» **TASK ITEM**: Your task is to write out exactly the lines of the listing below, from the first down to the line that holds "All numbers below".

SOURCE DATA Start Marker
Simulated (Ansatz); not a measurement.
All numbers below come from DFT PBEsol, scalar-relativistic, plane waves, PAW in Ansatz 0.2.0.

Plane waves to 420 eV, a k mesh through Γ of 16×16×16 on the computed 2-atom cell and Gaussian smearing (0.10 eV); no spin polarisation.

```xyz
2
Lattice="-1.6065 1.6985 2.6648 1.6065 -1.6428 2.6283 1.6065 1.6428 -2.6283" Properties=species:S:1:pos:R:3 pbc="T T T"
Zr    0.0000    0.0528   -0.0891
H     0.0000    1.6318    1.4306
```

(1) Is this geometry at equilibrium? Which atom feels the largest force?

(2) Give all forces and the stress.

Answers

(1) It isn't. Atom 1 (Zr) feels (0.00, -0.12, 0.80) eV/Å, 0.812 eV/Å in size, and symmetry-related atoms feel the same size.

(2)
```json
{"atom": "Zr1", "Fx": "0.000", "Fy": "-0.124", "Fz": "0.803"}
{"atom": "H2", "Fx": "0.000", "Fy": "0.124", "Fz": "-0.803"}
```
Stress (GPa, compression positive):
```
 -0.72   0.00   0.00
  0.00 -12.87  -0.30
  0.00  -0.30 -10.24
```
SOURCE DATA End Marker

» **YOUR RESPONSE**:
Simulated (Ansatz); not a measurement.
All numbers below come from DFT PBEsol, scalar-relativistic, plane waves, PAW in Ansatz 0.2.0.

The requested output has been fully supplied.